(Provided data Opens)

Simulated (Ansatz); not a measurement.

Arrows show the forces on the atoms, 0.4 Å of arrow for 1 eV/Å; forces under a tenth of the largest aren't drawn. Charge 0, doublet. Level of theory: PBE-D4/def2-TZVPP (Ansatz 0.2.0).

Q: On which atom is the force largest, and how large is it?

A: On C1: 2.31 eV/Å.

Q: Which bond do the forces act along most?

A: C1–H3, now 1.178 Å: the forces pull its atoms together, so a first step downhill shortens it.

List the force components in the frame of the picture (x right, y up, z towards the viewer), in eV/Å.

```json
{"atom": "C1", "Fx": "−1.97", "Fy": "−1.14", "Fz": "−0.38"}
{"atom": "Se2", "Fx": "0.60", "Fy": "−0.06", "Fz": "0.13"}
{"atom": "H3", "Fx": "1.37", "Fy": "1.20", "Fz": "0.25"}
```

(Provided data Closes)

Work item -
Set down the lines of the records exactly, from the first one through the line containing "Q: Which bond do the forces act along most?", and add nothing else.

Exercise result -
Simulated (Ansatz); not a measurement.

Arrows show the forces on the atoms, 0.4 Å of arrow for 1 eV/Å; forces under a tenth of the largest aren't drawn. Charge 0, doublet. Level of theory: PBE-D4/def2-TZVPP (Ansatz 0.2.0).

Q: On which atom is the force largest, and how large is it?

A: On C1: 2.31 eV/Å.

Q: Which bond do the forces act along most?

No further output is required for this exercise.